AVAILABLE DATA:
····················

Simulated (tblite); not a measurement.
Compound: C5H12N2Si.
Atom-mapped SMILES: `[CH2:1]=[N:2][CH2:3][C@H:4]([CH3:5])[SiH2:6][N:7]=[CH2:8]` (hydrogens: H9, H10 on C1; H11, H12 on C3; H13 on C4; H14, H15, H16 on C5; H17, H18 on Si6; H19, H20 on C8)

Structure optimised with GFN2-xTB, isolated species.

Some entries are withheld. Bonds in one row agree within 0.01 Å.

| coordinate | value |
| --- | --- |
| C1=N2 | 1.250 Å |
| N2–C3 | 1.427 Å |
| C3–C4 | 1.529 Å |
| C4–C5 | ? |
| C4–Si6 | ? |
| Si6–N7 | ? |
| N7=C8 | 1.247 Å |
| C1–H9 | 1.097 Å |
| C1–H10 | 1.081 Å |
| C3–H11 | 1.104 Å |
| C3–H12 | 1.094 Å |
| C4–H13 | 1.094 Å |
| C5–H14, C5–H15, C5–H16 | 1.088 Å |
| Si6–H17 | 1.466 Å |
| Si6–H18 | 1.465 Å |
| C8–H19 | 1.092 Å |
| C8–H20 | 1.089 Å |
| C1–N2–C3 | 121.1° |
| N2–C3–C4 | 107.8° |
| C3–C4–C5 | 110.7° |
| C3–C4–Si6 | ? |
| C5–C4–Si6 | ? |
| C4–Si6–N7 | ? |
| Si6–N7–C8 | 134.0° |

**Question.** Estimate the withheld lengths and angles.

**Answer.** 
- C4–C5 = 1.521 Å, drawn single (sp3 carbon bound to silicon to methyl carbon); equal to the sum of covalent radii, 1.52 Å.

····················

ASSIGNMENT:
Give every entry back exactly as it was written above.

EXERCISE ANSWER:
Simulated (tblite); not a measurement.
Compound: C5H12N2Si.
Atom-mapped SMILES: `[CH2:1]=[N:2][CH2:3][C@H:4]([CH3:5])[SiH2:6][N:7]=[CH2:8]` (hydrogens: H9, H10 on C1; H11, H12 on C3; H13 on C4; H14, H15, H16 on C5; H17, H18 on Si6; H19, H20 on C8)

Structure optimised with GFN2-xTB, isolated species.

Some entries are withheld. Bonds in one row agree within 0.01 Å.

| coordinate | value |
| --- | --- |
| C1=N2 | 1.250 Å |
| N2–C3 | 1.427 Å |
| C3–C4 | 1.529 Å |
| C4–C5 | ? |
| C4–Si6 | ? |
| Si6–N7 | ? |
| N7=C8 | 1.247 Å |
| C1–H9 | 1.097 Å |
| C1–H10 | 1.081 Å |
| C3–H11 | 1.104 Å |
| C3–H12 | 1.094 Å |
| C4–H13 | 1.094 Å |
| C5–H14, C5–H15, C5–H16 | 1.088 Å |
| Si6–H17 | 1.466 Å |
| Si6–H18 | 1.465 Å |
| C8–H19 | 1.092 Å |
| C8–H20 | 1.089 Å |
| C1–N2–C3 | 121.1° |
| N2–C3–C4 | 107.8° |
| C3–C4–C5 | 110.7° |
| C3–C4–Si6 | ? |
| C5–C4–Si6 | ? |
| C4–Si6–N7 | ? |
| Si6–N7–C8 | 134.0° |

**Question.** Estimate the withheld lengths and angles.

**Answer.** 
- C4–C5 = 1.521 Å, drawn single (sp3 carbon bound to silicon to methyl carbon); equal to the sum of covalent radii, 1.52 Å.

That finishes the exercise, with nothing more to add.